> **Record extracts**:
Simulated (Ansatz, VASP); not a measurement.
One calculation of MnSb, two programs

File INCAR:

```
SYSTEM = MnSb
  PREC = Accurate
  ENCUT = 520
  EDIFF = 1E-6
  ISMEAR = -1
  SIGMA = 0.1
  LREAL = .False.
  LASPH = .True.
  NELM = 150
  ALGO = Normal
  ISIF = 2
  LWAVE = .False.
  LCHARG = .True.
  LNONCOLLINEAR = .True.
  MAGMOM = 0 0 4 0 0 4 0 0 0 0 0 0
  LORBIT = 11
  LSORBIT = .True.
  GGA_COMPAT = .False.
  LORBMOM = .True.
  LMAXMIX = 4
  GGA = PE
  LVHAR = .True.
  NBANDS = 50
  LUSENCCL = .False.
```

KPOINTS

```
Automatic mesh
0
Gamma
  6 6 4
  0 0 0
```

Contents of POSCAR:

> **Requirement**: Every record above is to be copied exactly.

> **Exercise answer**:
Simulated (Ansatz, VASP); not a measurement.
One calculation of MnSb, two programs

File INCAR:

```
SYSTEM = MnSb
  PREC = Accurate
  ENCUT = 520
  EDIFF = 1E-6
  ISMEAR = -1
  SIGMA = 0.1
  LREAL = .False.
  LASPH = .True.
  NELM = 150
  ALGO = Normal
  ISIF = 2
  LWAVE = .False.
  LCHARG = .True.
  LNONCOLLINEAR = .True.
  MAGMOM = 0 0 4 0 0 4 0 0 0 0 0 0
  LORBIT = 11
  LSORBIT = .True.
  GGA_COMPAT = .False.
  LORBMOM = .True.
  LMAXMIX = 4
  GGA = PE
  LVHAR = .True.
  NBANDS = 50
  LUSENCCL = .False.
```

KPOINTS

```
Automatic mesh
0
Gamma
  6 6 4
  0 0 0
```

Contents of POSCAR:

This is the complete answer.